Copy the records below verbatim, from the first line through the line containing "POTCAR, in this", inclusive, and output nothing else.

○ ○ ○ ○

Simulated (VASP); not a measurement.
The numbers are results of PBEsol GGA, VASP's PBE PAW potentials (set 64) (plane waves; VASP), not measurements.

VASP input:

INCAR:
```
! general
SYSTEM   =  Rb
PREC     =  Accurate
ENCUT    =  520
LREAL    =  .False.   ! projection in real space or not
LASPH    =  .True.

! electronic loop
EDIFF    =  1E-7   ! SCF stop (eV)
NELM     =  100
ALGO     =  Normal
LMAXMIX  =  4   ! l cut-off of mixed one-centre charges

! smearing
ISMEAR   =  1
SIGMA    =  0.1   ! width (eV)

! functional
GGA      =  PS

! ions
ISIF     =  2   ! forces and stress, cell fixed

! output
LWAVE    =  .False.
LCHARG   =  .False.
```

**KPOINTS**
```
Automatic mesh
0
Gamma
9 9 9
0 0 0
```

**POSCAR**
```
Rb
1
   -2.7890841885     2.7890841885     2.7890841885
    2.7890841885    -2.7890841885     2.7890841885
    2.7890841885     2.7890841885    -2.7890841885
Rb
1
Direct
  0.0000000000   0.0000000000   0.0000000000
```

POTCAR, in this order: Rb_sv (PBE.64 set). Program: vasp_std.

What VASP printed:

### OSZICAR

○ ○ ○ ○

▶ **Task answer**
Simulated (VASP); not a measurement.
The numbers are results of PBEsol GGA, VASP's PBE PAW potentials (set 64) (plane waves; VASP), not measurements.

VASP input:

INCAR:
```
! general
SYSTEM   =  Rb
PREC     =  Accurate
ENCUT    =  520
LREAL    =  .False.   ! projection in real space or not
LASPH    =  .True.

! electronic loop
EDIFF    =  1E-7   ! SCF stop (eV)
NELM     =  100
ALGO     =  Normal
LMAXMIX  =  4   ! l cut-off of mixed one-centre charges

! smearing
ISMEAR   =  1
SIGMA    =  0.1   ! width (eV)

! functional
GGA      =  PS

! ions
ISIF     =  2   ! forces and stress, cell fixed

! output
LWAVE    =  .False.
LCHARG   =  .False.
```

**KPOINTS**
```
Automatic mesh
0
Gamma
9 9 9
0 0 0
```

**POSCAR**
```
Rb
1
   -2.7890841885     2.7890841885     2.7890841885
    2.7890841885    -2.7890841885     2.7890841885
    2.7890841885     2.7890841885    -2.7890841885
Rb
1
Direct
  0.0000000000   0.0000000000   0.0000000000
```

POTCAR, in this order: Rb_sv (PBE.64 set). Program: vasp_std.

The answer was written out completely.